• Exercise: Return only the lines running from the top of the entries to the line with "A k mesh can miss the band edges.", inclusive, exactly as written.

• Input data:
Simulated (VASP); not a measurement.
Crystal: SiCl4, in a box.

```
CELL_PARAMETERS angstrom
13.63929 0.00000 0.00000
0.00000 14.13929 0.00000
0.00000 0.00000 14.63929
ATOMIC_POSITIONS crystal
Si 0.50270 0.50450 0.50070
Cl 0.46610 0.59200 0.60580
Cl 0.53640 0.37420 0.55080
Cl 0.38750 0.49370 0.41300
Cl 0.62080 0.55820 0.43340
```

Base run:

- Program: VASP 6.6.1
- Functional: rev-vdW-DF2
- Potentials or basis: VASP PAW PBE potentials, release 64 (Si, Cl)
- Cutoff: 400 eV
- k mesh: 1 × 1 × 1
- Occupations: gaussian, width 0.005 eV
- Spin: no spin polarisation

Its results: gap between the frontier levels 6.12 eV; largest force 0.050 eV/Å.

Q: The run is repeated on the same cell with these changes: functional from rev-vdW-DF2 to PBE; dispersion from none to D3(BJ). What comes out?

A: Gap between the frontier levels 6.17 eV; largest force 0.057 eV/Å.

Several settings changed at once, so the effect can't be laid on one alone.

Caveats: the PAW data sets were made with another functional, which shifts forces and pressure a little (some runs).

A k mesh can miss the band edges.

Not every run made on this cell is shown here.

• Exercise output:
Simulated (VASP); not a measurement.
Crystal: SiCl4, in a box.

```
CELL_PARAMETERS angstrom
13.63929 0.00000 0.00000
0.00000 14.13929 0.00000
0.00000 0.00000 14.63929
ATOMIC_POSITIONS crystal
Si 0.50270 0.50450 0.50070
Cl 0.46610 0.59200 0.60580
Cl 0.53640 0.37420 0.55080
Cl 0.38750 0.49370 0.41300
Cl 0.62080 0.55820 0.43340
```

Base run:

- Program: VASP 6.6.1
- Functional: rev-vdW-DF2
- Potentials or basis: VASP PAW PBE potentials, release 64 (Si, Cl)
- Cutoff: 400 eV
- k mesh: 1 × 1 × 1
- Occupations: gaussian, width 0.005 eV
- Spin: no spin polarisation

Its results: gap between the frontier levels 6.12 eV; largest force 0.050 eV/Å.

Q: The run is repeated on the same cell with these changes: functional from rev-vdW-DF2 to PBE; dispersion from none to D3(BJ). What comes out?

A: Gap between the frontier levels 6.17 eV; largest force 0.057 eV/Å.

Several settings changed at once, so the effect can't be laid on one alone.

Caveats: the PAW data sets were made with another functional, which shifts forces and pressure a little (some runs).

A k mesh can miss the band edges.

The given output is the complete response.